SUPPLIED MATERIAL
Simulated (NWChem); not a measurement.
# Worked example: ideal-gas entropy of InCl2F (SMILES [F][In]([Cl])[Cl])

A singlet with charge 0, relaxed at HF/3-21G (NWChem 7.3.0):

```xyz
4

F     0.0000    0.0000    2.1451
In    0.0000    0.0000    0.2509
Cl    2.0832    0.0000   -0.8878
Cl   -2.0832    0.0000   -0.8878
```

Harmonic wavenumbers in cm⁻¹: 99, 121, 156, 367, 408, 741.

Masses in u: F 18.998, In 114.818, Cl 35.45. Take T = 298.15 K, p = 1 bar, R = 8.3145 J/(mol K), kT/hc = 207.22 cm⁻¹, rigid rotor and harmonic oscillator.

WORK REQUEST
Give an exact transcription of all the material.

EXERCISE SOLUTION
Simulated (NWChem); not a measurement.
# Worked example: ideal-gas entropy of InCl2F (SMILES [F][In]([Cl])[Cl])

A singlet with charge 0, relaxed at HF/3-21G (NWChem 7.3.0):

```xyz
4

F     0.0000    0.0000    2.1451
In    0.0000    0.0000    0.2509
Cl    2.0832    0.0000   -0.8878
Cl   -2.0832    0.0000   -0.8878
```

Harmonic wavenumbers in cm⁻¹: 99, 121, 156, 367, 408, 741.

Masses in u: F 18.998, In 114.818, Cl 35.45. Take T = 298.15 K, p = 1 bar, R = 8.3145 J/(mol K), kT/hc = 207.22 cm⁻¹, rigid rotor and harmonic oscillator.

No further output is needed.